*Information shown*:
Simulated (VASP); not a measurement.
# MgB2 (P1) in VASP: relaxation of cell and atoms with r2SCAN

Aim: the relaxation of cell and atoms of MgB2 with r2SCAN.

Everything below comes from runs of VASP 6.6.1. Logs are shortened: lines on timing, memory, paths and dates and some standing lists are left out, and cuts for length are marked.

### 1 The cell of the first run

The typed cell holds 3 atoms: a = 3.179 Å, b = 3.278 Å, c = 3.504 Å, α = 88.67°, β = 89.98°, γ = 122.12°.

*Work request*:
The whole listing, restated word for word, is the expected answer.

*Your solution*:
Simulated (VASP); not a measurement.
# MgB2 (P1) in VASP: relaxation of cell and atoms with r2SCAN

Aim: the relaxation of cell and atoms of MgB2 with r2SCAN.

Everything below comes from runs of VASP 6.6.1. Logs are shortened: lines on timing, memory, paths and dates and some standing lists are left out, and cuts for length are marked.

### 1 The cell of the first run

The typed cell holds 3 atoms: a = 3.179 Å, b = 3.278 Å, c = 3.504 Å, α = 88.67°, β = 89.98°, γ = 122.12°.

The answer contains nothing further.